···

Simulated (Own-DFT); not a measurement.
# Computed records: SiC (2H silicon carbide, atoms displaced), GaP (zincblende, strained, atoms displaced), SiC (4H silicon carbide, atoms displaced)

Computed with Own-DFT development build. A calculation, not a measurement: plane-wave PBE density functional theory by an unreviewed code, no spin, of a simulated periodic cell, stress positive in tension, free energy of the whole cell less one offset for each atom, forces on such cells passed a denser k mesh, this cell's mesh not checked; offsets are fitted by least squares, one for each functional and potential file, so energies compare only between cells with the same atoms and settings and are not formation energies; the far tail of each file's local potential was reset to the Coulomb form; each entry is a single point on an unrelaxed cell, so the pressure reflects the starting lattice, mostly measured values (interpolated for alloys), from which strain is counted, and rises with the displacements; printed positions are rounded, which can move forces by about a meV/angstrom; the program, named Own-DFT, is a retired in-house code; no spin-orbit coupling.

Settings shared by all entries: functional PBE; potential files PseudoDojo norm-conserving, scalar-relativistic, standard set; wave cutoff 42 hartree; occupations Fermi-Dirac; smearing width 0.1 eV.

···

== Assignment ==
For the listing above, print only the lines starting at the line containing "# Computed records: SiC" and ending at the line containing "Computed with Own-DFT", exactly, both included.

== Task answer ==
# Computed records: SiC (2H silicon carbide, atoms displaced), GaP (zincblende, strained, atoms displaced), SiC (4H silicon carbide, atoms displaced)

Computed with Own-DFT development build. A calculation, not a measurement: plane-wave PBE density functional theory by an unreviewed code, no spin, of a simulated periodic cell, stress positive in tension, free energy of the whole cell less one offset for each atom, forces on such cells passed a denser k mesh, this cell's mesh not checked; offsets are fitted by least squares, one for each functional and potential file, so energies compare only between cells with the same atoms and settings and are not formation energies; the far tail of each file's local potential was reset to the Coulomb form; each entry is a single point on an unrelaxed cell, so the pressure reflects the starting lattice, mostly measured values (interpolated for alloys), from which strain is counted, and rises with the displacements; printed positions are rounded, which can move forces by about a meV/angstrom; the program, named Own-DFT, is a retired in-house code; no spin-orbit coupling.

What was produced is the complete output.